## Data excerpts:
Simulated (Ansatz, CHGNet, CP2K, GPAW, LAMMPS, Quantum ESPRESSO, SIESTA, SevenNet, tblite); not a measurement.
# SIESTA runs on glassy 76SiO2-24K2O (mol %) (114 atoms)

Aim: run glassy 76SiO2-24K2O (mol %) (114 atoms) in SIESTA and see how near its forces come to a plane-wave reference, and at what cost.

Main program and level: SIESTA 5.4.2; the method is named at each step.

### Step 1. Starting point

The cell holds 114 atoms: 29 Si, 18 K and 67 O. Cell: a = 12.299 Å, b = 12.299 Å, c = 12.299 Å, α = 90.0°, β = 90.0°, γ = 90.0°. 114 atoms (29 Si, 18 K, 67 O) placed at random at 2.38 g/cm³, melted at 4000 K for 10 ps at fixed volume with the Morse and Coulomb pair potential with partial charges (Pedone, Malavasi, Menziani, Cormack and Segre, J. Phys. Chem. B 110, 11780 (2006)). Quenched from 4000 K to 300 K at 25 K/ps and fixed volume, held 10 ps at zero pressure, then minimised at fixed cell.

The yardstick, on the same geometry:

## Work instruction:
Restate all of the entries above precisely.

## Written solution:
Simulated (Ansatz, CHGNet, CP2K, GPAW, LAMMPS, Quantum ESPRESSO, SIESTA, SevenNet, tblite); not a measurement.
# SIESTA runs on glassy 76SiO2-24K2O (mol %) (114 atoms)

Aim: run glassy 76SiO2-24K2O (mol %) (114 atoms) in SIESTA and see how near its forces come to a plane-wave reference, and at what cost.

Main program and level: SIESTA 5.4.2; the method is named at each step.

### Step 1. Starting point

The cell holds 114 atoms: 29 Si, 18 K and 67 O. Cell: a = 12.299 Å, b = 12.299 Å, c = 12.299 Å, α = 90.0°, β = 90.0°, γ = 90.0°. 114 atoms (29 Si, 18 K, 67 O) placed at random at 2.38 g/cm³, melted at 4000 K for 10 ps at fixed volume with the Morse and Coulomb pair potential with partial charges (Pedone, Malavasi, Menziani, Cormack and Segre, J. Phys. Chem. B 110, 11780 (2006)). Quenched from 4000 K to 300 K at 25 K/ps and fixed volume, held 10 ps at zero pressure, then minimised at fixed cell.

The yardstick, on the same geometry:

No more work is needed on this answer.